::: SOURCE MATERIAL :::

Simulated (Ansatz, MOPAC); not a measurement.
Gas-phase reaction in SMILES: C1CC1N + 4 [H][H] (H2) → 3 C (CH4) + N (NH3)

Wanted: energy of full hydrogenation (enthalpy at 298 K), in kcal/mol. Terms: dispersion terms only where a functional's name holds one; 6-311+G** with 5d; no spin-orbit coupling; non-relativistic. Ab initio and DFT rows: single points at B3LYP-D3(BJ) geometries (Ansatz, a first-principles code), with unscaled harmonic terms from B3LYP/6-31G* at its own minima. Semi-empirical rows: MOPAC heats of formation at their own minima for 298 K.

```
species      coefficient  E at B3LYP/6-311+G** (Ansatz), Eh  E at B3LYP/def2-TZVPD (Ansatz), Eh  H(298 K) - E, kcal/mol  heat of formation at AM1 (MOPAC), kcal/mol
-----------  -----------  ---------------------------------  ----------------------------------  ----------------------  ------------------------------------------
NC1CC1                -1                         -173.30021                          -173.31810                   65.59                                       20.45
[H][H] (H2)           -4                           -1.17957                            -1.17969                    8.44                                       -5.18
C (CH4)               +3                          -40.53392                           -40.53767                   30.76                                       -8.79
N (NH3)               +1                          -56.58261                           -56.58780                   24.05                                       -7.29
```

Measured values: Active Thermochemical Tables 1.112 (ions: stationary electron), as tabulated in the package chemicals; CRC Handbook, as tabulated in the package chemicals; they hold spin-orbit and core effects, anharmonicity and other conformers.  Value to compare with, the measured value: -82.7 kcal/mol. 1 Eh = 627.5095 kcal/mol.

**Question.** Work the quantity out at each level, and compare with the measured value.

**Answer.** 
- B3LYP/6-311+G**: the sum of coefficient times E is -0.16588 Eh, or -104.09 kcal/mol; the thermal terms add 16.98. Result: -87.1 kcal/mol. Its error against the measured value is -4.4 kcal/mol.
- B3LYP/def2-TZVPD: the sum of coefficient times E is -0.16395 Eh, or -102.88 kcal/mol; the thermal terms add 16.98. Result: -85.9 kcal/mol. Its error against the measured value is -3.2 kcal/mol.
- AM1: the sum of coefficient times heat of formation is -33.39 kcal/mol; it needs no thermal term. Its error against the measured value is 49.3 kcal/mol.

:::

Include the first line, the line containing "Gas-phase reaction in", and every line between them, copied exactly from the material above; output no other line.

- [ANSWER SPACE]
Simulated (Ansatz, MOPAC); not a measurement.
Gas-phase reaction in SMILES: C1CC1N + 4 [H][H] (H2) → 3 C (CH4) + N (NH3)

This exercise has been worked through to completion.